*-*-*

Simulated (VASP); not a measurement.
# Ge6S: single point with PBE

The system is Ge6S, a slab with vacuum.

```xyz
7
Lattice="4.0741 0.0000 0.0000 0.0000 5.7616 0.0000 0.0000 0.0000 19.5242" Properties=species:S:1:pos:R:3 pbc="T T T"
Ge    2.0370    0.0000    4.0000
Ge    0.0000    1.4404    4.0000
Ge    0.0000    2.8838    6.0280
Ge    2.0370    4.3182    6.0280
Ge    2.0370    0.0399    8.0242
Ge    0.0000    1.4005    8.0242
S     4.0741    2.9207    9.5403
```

*-*-*

Return every record above exactly as written.

Exercise output -
Simulated (VASP); not a measurement.
# Ge6S: single point with PBE

The system is Ge6S, a slab with vacuum.

```xyz
7
Lattice="4.0741 0.0000 0.0000 0.0000 5.7616 0.0000 0.0000 0.0000 19.5242" Properties=species:S:1:pos:R:3 pbc="T T T"
Ge    2.0370    0.0000    4.0000
Ge    0.0000    1.4404    4.0000
Ge    0.0000    2.8838    6.0280
Ge    2.0370    4.3182    6.0280
Ge    2.0370    0.0399    8.0242
Ge    0.0000    1.4005    8.0242
S     4.0741    2.9207    9.5403
```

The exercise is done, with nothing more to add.